- _Action item_: What do the lines say, reproduced word for word, from the first of the entries below through the line bearing "Ansatz 0.2.0 |"?

- _Extracted records_:
***
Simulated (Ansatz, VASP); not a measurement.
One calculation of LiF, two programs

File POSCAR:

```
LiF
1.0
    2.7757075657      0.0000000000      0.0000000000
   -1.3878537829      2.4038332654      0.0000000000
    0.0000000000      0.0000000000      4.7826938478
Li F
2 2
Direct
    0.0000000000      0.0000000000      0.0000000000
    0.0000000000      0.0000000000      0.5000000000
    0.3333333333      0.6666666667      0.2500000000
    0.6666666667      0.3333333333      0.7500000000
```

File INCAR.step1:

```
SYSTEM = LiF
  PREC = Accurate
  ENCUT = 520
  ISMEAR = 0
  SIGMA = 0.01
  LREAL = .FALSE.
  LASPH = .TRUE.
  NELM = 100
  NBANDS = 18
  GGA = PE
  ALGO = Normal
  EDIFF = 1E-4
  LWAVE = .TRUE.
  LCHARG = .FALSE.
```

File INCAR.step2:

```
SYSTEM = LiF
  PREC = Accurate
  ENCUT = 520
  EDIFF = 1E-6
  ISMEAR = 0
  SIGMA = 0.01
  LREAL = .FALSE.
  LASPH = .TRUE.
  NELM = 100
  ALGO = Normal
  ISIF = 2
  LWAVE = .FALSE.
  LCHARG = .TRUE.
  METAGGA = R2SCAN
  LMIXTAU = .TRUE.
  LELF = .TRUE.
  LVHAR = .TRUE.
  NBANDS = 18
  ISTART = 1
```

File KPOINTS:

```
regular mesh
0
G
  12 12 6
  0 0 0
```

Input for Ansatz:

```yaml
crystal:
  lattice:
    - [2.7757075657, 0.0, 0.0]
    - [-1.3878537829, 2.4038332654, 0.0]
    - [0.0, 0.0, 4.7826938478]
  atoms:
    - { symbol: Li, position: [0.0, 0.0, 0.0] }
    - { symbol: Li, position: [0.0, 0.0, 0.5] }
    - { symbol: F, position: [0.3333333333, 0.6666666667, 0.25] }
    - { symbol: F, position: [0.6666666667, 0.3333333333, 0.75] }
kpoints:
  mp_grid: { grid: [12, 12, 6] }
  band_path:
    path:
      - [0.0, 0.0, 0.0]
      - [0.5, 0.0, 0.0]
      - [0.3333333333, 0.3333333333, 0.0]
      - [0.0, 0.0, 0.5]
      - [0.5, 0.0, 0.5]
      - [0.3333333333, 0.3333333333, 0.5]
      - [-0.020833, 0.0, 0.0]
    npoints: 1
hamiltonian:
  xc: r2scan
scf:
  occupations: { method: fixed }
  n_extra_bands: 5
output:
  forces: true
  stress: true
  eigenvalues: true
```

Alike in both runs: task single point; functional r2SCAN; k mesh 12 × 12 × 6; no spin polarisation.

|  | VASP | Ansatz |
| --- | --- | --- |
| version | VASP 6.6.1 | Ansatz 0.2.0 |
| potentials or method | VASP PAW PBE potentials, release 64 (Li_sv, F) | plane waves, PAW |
***

- _Result_:
Simulated (Ansatz, VASP); not a measurement.
One calculation of LiF, two programs

File POSCAR:

```
LiF
1.0
    2.7757075657      0.0000000000      0.0000000000
   -1.3878537829      2.4038332654      0.0000000000
    0.0000000000      0.0000000000      4.7826938478
Li F
2 2
Direct
    0.0000000000      0.0000000000      0.0000000000
    0.0000000000      0.0000000000      0.5000000000
    0.3333333333      0.6666666667      0.2500000000
    0.6666666667      0.3333333333      0.7500000000
```

File INCAR.step1:

```
SYSTEM = LiF
  PREC = Accurate
  ENCUT = 520
  ISMEAR = 0
  SIGMA = 0.01
  LREAL = .FALSE.
  LASPH = .TRUE.
  NELM = 100
  NBANDS = 18
  GGA = PE
  ALGO = Normal
  EDIFF = 1E-4
  LWAVE = .TRUE.
  LCHARG = .FALSE.
```

File INCAR.step2:

```
SYSTEM = LiF
  PREC = Accurate
  ENCUT = 520
  EDIFF = 1E-6
  ISMEAR = 0
  SIGMA = 0.01
  LREAL = .FALSE.
  LASPH = .TRUE.
  NELM = 100
  ALGO = Normal
  ISIF = 2
  LWAVE = .FALSE.
  LCHARG = .TRUE.
  METAGGA = R2SCAN
  LMIXTAU = .TRUE.
  LELF = .TRUE.
  LVHAR = .TRUE.
  NBANDS = 18
  ISTART = 1
```

File KPOINTS:

```
regular mesh
0
G
  12 12 6
  0 0 0
```

Input for Ansatz:

```yaml
crystal:
  lattice:
    - [2.7757075657, 0.0, 0.0]
    - [-1.3878537829, 2.4038332654, 0.0]
    - [0.0, 0.0, 4.7826938478]
  atoms:
    - { symbol: Li, position: [0.0, 0.0, 0.0] }
    - { symbol: Li, position: [0.0, 0.0, 0.5] }
    - { symbol: F, position: [0.3333333333, 0.6666666667, 0.25] }
    - { symbol: F, position: [0.6666666667, 0.3333333333, 0.75] }
kpoints:
  mp_grid: { grid: [12, 12, 6] }
  band_path:
    path:
      - [0.0, 0.0, 0.0]
      - [0.5, 0.0, 0.0]
      - [0.3333333333, 0.3333333333, 0.0]
      - [0.0, 0.0, 0.5]
      - [0.5, 0.0, 0.5]
      - [0.3333333333, 0.3333333333, 0.5]
      - [-0.020833, 0.0, 0.0]
    npoints: 1
hamiltonian:
  xc: r2scan
scf:
  occupations: { method: fixed }
  n_extra_bands: 5
output:
  forces: true
  stress: true
  eigenvalues: true
```

Alike in both runs: task single point; functional r2SCAN; k mesh 12 × 12 × 6; no spin polarisation.

|  | VASP | Ansatz |
| --- | --- | --- |
| version | VASP 6.6.1 | Ansatz 0.2.0 |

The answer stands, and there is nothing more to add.